********************

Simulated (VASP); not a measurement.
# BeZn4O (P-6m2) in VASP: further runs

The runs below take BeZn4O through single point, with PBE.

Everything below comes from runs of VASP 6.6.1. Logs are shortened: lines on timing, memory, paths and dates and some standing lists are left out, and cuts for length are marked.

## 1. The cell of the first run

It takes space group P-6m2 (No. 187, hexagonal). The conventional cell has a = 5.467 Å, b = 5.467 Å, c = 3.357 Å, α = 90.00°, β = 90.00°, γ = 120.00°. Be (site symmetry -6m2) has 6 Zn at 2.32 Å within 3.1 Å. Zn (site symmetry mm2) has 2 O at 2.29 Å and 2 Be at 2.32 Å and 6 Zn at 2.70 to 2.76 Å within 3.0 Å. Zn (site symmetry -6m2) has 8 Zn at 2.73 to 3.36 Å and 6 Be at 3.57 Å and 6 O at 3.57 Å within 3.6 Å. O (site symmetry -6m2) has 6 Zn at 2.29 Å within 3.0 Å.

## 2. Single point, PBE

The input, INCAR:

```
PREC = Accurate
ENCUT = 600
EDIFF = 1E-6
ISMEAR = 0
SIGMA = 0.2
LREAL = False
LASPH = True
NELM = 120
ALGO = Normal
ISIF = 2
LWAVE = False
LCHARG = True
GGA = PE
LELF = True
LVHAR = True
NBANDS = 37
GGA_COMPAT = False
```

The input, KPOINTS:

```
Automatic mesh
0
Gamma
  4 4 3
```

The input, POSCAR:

********************

■ **Assignment**:
Give back the entire listing verbatim.

■ **Task answer**:
Simulated (VASP); not a measurement.
# BeZn4O (P-6m2) in VASP: further runs

The runs below take BeZn4O through single point, with PBE.

Everything below comes from runs of VASP 6.6.1. Logs are shortened: lines on timing, memory, paths and dates and some standing lists are left out, and cuts for length are marked.

## 1. The cell of the first run

It takes space group P-6m2 (No. 187, hexagonal). The conventional cell has a = 5.467 Å, b = 5.467 Å, c = 3.357 Å, α = 90.00°, β = 90.00°, γ = 120.00°. Be (site symmetry -6m2) has 6 Zn at 2.32 Å within 3.1 Å. Zn (site symmetry mm2) has 2 O at 2.29 Å and 2 Be at 2.32 Å and 6 Zn at 2.70 to 2.76 Å within 3.0 Å. Zn (site symmetry -6m2) has 8 Zn at 2.73 to 3.36 Å and 6 Be at 3.57 Å and 6 O at 3.57 Å within 3.6 Å. O (site symmetry -6m2) has 6 Zn at 2.29 Å within 3.0 Å.

## 2. Single point, PBE

The input, INCAR:

```
PREC = Accurate
ENCUT = 600
EDIFF = 1E-6
ISMEAR = 0
SIGMA = 0.2
LREAL = False
LASPH = True
NELM = 120
ALGO = Normal
ISIF = 2
LWAVE = False
LCHARG = True
GGA = PE
LELF = True
LVHAR = True
NBANDS = 37
GGA_COMPAT = False
```

The input, KPOINTS:

```
Automatic mesh
0
Gamma
  4 4 3
```

The input, POSCAR:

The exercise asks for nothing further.